Work item> Write out all of the data again, precisely as it appears.

★ ★ ★ ★ ★

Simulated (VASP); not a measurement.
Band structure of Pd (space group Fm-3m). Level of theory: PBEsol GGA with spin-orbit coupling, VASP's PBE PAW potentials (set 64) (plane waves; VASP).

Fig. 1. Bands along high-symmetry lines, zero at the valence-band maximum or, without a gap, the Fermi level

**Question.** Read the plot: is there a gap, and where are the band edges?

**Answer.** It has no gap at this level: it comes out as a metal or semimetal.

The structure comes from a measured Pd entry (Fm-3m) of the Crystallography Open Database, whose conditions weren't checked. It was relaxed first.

★ ★ ★ ★ ★

Task output>
Simulated (VASP); not a measurement.
Band structure of Pd (space group Fm-3m). Level of theory: PBEsol GGA with spin-orbit coupling, VASP's PBE PAW potentials (set 64) (plane waves; VASP).

Fig. 1. Bands along high-symmetry lines, zero at the valence-band maximum or, without a gap, the Fermi level

**Question.** Read the plot: is there a gap, and where are the band edges?

**Answer.** It has no gap at this level: it comes out as a metal or semimetal.

The structure comes from a measured Pd entry (Fm-3m) of the Crystallography Open Database, whose conditions weren't checked. It was relaxed first.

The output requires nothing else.